** RECORDED INFORMATION follows **

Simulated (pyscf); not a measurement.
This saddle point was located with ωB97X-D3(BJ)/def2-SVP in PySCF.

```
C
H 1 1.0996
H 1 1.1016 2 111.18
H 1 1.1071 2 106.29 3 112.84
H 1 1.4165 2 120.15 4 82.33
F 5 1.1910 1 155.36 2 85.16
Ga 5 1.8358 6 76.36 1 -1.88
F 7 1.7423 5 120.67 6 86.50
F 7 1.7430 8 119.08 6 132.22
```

** End of RECORDED INFORMATION **

ACTION ITEM: Write out every line of the material exactly as it appears.

ANSWER AREA:
Simulated (pyscf); not a measurement.
This saddle point was located with ωB97X-D3(BJ)/def2-SVP in PySCF.

```
C
H 1 1.0996
H 1 1.1016 2 111.18
H 1 1.1071 2 106.29 3 112.84
H 1 1.4165 2 120.15 4 82.33
F 5 1.1910 1 155.36 2 85.16
Ga 5 1.8358 6 76.36 1 -1.88
F 7 1.7423 5 120.67 6 86.50
F 7 1.7430 8 119.08 6 132.22
```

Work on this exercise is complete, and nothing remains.